**Work order**
The entries must be restated exactly as written.

**Data extract**
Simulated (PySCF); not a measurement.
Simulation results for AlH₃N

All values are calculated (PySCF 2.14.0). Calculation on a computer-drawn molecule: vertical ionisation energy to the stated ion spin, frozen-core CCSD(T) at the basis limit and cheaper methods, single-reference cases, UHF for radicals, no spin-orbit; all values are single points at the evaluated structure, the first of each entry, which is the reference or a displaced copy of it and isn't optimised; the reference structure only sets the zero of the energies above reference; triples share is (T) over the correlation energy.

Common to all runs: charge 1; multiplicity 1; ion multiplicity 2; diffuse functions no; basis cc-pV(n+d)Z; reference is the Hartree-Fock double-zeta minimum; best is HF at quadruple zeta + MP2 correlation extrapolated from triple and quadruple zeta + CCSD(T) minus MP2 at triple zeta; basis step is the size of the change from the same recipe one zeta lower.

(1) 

**Worked solution**
Simulated (PySCF); not a measurement.
Simulation results for AlH₃N

All values are calculated (PySCF 2.14.0). Calculation on a computer-drawn molecule: vertical ionisation energy to the stated ion spin, frozen-core CCSD(T) at the basis limit and cheaper methods, single-reference cases, UHF for radicals, no spin-orbit; all values are single points at the evaluated structure, the first of each entry, which is the reference or a displaced copy of it and isn't optimised; the reference structure only sets the zero of the energies above reference; triples share is (T) over the correlation energy.

Common to all runs: charge 1; multiplicity 1; ion multiplicity 2; diffuse functions no; basis cc-pV(n+d)Z; reference is the Hartree-Fock double-zeta minimum; best is HF at quadruple zeta + MP2 correlation extrapolated from triple and quadruple zeta + CCSD(T) minus MP2 at triple zeta; basis step is the size of the change from the same recipe one zeta lower.

(1) 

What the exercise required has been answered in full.